» **EXTRACTED MATERIAL**
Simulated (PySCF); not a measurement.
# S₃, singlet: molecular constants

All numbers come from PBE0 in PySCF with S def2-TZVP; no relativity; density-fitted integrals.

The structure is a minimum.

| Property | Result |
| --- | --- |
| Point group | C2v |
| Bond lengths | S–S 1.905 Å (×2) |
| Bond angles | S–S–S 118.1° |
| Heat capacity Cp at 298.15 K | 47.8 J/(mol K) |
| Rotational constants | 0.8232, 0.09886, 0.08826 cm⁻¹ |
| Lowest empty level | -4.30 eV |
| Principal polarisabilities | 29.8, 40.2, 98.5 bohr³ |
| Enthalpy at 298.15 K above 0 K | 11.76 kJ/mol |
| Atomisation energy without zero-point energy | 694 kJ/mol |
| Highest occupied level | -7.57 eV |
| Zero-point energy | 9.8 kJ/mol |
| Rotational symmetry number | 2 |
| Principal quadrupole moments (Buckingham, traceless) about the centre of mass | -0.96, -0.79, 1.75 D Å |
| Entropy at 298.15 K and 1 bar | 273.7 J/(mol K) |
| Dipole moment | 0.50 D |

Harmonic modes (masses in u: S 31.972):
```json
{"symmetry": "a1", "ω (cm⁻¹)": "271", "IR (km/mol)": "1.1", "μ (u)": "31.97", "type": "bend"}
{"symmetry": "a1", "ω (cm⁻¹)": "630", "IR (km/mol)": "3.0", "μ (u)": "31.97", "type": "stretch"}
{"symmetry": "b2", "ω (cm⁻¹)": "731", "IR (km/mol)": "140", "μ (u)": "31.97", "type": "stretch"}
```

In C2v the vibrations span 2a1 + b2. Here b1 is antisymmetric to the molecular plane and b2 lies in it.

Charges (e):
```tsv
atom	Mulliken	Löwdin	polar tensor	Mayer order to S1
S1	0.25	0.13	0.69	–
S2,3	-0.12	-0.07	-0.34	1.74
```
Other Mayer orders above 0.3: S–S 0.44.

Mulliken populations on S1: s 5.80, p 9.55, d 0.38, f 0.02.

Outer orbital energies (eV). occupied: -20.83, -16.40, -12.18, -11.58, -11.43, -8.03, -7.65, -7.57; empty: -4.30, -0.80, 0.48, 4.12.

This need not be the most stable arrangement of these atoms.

» **WORK REQUEST**
Beginning at the line with "Property | Result |" and stopping after the line with "number | 2 |", please write out every line of the data above exactly and nothing else.

» **WRITTEN SOLUTION**
| Property | Result |
| --- | --- |
| Point group | C2v |
| Bond lengths | S–S 1.905 Å (×2) |
| Bond angles | S–S–S 118.1° |
| Heat capacity Cp at 298.15 K | 47.8 J/(mol K) |
| Rotational constants | 0.8232, 0.09886, 0.08826 cm⁻¹ |
| Lowest empty level | -4.30 eV |
| Principal polarisabilities | 29.8, 40.2, 98.5 bohr³ |
| Enthalpy at 298.15 K above 0 K | 11.76 kJ/mol |
| Atomisation energy without zero-point energy | 694 kJ/mol |
| Highest occupied level | -7.57 eV |
| Zero-point energy | 9.8 kJ/mol |
| Rotational symmetry number | 2 |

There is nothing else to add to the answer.